- Opening Delimiter -

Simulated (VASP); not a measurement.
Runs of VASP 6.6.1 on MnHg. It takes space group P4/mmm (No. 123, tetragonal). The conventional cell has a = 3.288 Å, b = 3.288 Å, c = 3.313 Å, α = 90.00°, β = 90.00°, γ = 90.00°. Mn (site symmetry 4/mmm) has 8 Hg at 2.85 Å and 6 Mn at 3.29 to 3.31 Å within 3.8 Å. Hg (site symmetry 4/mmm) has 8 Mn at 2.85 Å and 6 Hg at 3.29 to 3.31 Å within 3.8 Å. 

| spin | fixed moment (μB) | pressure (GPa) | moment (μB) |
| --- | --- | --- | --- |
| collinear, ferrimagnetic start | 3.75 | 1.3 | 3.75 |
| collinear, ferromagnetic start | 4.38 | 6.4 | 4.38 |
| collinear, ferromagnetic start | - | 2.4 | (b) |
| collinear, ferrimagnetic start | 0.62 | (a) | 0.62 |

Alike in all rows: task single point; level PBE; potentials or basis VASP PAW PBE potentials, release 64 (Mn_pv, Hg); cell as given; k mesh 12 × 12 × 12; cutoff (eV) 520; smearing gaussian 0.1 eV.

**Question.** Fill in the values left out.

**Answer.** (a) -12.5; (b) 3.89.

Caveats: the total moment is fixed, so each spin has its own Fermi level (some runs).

- Closing Delimiter -

* _Work item_
The first line of the entries above marks where to begin; repeat each line exactly through the one that contains "0.62 | (a) | 0.62 |", and include that line.

* _Exercise output_
Simulated (VASP); not a measurement.
Runs of VASP 6.6.1 on MnHg. It takes space group P4/mmm (No. 123, tetragonal). The conventional cell has a = 3.288 Å, b = 3.288 Å, c = 3.313 Å, α = 90.00°, β = 90.00°, γ = 90.00°. Mn (site symmetry 4/mmm) has 8 Hg at 2.85 Å and 6 Mn at 3.29 to 3.31 Å within 3.8 Å. Hg (site symmetry 4/mmm) has 8 Mn at 2.85 Å and 6 Hg at 3.29 to 3.31 Å within 3.8 Å. 

| spin | fixed moment (μB) | pressure (GPa) | moment (μB) |
| --- | --- | --- | --- |
| collinear, ferrimagnetic start | 3.75 | 1.3 | 3.75 |
| collinear, ferromagnetic start | 4.38 | 6.4 | 4.38 |
| collinear, ferromagnetic start | - | 2.4 | (b) |
| collinear, ferrimagnetic start | 0.62 | (a) | 0.62 |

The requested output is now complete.